[Start of section]

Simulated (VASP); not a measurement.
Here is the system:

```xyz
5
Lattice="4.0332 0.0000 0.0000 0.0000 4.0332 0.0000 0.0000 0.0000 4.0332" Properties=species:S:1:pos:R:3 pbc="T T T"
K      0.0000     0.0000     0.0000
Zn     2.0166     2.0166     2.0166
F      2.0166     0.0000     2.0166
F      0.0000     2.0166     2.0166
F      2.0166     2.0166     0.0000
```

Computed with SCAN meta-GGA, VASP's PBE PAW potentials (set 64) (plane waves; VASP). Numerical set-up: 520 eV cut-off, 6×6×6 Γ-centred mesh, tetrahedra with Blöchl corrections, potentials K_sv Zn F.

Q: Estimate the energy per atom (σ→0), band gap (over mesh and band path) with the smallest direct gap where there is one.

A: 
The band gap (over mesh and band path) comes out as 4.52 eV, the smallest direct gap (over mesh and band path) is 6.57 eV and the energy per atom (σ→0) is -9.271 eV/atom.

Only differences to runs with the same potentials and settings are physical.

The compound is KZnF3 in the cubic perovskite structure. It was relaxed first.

[End of section]

The lines from the top of the data above down to the line containing "Only differences to" are to be copied exactly; no other line should appear.

§ **Answer box**
Simulated (VASP); not a measurement.
Here is the system:

```xyz
5
Lattice="4.0332 0.0000 0.0000 0.0000 4.0332 0.0000 0.0000 0.0000 4.0332" Properties=species:S:1:pos:R:3 pbc="T T T"
K      0.0000     0.0000     0.0000
Zn     2.0166     2.0166     2.0166
F      2.0166     0.0000     2.0166
F      0.0000     2.0166     2.0166
F      2.0166     2.0166     0.0000
```

Computed with SCAN meta-GGA, VASP's PBE PAW potentials (set 64) (plane waves; VASP). Numerical set-up: 520 eV cut-off, 6×6×6 Γ-centred mesh, tetrahedra with Blöchl corrections, potentials K_sv Zn F.

Q: Estimate the energy per atom (σ→0), band gap (over mesh and band path) with the smallest direct gap where there is one.

A: 
The band gap (over mesh and band path) comes out as 4.52 eV, the smallest direct gap (over mesh and band path) is 6.57 eV and the energy per atom (σ→0) is -9.271 eV/atom.

Only differences to runs with the same potentials and settings are physical.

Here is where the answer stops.